Give the lines of the material verbatim, from the first line to the line with "Caveats: the PAW", including both.

....
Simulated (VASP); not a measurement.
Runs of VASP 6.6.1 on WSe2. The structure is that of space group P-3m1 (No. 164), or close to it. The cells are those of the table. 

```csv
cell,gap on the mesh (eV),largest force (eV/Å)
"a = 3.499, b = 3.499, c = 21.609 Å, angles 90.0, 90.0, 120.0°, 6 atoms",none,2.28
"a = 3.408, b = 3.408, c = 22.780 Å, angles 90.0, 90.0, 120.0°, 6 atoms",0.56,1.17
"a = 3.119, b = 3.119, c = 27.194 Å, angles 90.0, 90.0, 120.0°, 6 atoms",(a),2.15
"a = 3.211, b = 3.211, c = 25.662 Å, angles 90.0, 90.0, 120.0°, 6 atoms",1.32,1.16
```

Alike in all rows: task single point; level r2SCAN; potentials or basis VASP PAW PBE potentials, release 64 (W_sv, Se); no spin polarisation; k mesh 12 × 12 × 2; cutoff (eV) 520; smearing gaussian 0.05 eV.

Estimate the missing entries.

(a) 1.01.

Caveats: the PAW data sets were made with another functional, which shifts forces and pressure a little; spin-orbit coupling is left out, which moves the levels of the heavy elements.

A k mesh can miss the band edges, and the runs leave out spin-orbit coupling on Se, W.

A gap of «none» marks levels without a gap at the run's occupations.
....

_Your solution_
Simulated (VASP); not a measurement.
Runs of VASP 6.6.1 on WSe2. The structure is that of space group P-3m1 (No. 164), or close to it. The cells are those of the table. 

```csv
cell,gap on the mesh (eV),largest force (eV/Å)
"a = 3.499, b = 3.499, c = 21.609 Å, angles 90.0, 90.0, 120.0°, 6 atoms",none,2.28
"a = 3.408, b = 3.408, c = 22.780 Å, angles 90.0, 90.0, 120.0°, 6 atoms",0.56,1.17
"a = 3.119, b = 3.119, c = 27.194 Å, angles 90.0, 90.0, 120.0°, 6 atoms",(a),2.15
"a = 3.211, b = 3.211, c = 25.662 Å, angles 90.0, 90.0, 120.0°, 6 atoms",1.32,1.16
```

Alike in all rows: task single point; level r2SCAN; potentials or basis VASP PAW PBE potentials, release 64 (W_sv, Se); no spin polarisation; k mesh 12 × 12 × 2; cutoff (eV) 520; smearing gaussian 0.05 eV.

Estimate the missing entries.

(a) 1.01.

Caveats: the PAW data sets were made with another functional, which shifts forces and pressure a little; spin-orbit coupling is left out, which moves the levels of the heavy elements.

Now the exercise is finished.